**BRIEF**
Please set down the whole listing again, precisely.

--

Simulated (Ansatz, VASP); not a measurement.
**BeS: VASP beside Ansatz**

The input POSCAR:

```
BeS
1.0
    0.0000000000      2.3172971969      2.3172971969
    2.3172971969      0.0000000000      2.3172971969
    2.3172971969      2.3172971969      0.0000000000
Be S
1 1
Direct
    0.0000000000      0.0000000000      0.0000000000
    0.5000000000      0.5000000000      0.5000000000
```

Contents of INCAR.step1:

--

**EXERCISE ANSWER**
Simulated (Ansatz, VASP); not a measurement.
**BeS: VASP beside Ansatz**

The input POSCAR:

```
BeS
1.0
    0.0000000000      2.3172971969      2.3172971969
    2.3172971969      0.0000000000      2.3172971969
    2.3172971969      2.3172971969      0.0000000000
Be S
1 1
Direct
    0.0000000000      0.0000000000      0.0000000000
    0.5000000000      0.5000000000      0.5000000000
```

Contents of INCAR.step1:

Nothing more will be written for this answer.